Work order:
The full listing below should be copied verbatim.

= = = =

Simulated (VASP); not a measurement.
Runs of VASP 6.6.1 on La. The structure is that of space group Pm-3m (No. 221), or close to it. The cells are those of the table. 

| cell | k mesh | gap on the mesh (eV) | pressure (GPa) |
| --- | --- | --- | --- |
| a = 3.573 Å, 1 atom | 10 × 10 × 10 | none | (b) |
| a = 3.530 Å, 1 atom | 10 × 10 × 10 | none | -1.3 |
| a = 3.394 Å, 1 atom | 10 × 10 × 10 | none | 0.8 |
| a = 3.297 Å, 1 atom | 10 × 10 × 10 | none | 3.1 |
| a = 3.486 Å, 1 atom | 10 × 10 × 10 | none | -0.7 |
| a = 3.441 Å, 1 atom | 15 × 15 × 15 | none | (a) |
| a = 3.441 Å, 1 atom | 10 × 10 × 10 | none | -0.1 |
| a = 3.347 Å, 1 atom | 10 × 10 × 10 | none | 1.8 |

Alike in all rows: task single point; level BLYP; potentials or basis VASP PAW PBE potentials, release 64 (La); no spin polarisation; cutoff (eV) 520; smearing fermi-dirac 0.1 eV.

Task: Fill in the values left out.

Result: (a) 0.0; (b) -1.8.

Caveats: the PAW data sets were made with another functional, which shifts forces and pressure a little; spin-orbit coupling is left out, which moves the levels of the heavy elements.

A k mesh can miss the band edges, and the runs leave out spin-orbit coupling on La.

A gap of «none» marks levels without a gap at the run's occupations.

= = = =

Reply:
Simulated (VASP); not a measurement.
Runs of VASP 6.6.1 on La. The structure is that of space group Pm-3m (No. 221), or close to it. The cells are those of the table. 

| cell | k mesh | gap on the mesh (eV) | pressure (GPa) |
| --- | --- | --- | --- |
| a = 3.573 Å, 1 atom | 10 × 10 × 10 | none | (b) |
| a = 3.530 Å, 1 atom | 10 × 10 × 10 | none | -1.3 |
| a = 3.394 Å, 1 atom | 10 × 10 × 10 | none | 0.8 |
| a = 3.297 Å, 1 atom | 10 × 10 × 10 | none | 3.1 |
| a = 3.486 Å, 1 atom | 10 × 10 × 10 | none | -0.7 |
| a = 3.441 Å, 1 atom | 15 × 15 × 15 | none | (a) |
| a = 3.441 Å, 1 atom | 10 × 10 × 10 | none | -0.1 |
| a = 3.347 Å, 1 atom | 10 × 10 × 10 | none | 1.8 |

Alike in all rows: task single point; level BLYP; potentials or basis VASP PAW PBE potentials, release 64 (La); no spin polarisation; cutoff (eV) 520; smearing fermi-dirac 0.1 eV.

Task: Fill in the values left out.

Result: (a) 0.0; (b) -1.8.

Caveats: the PAW data sets were made with another functional, which shifts forces and pressure a little; spin-orbit coupling is left out, which moves the levels of the heavy elements.

A k mesh can miss the band edges, and the runs leave out spin-orbit coupling on La.

A gap of «none» marks levels without a gap at the run's occupations.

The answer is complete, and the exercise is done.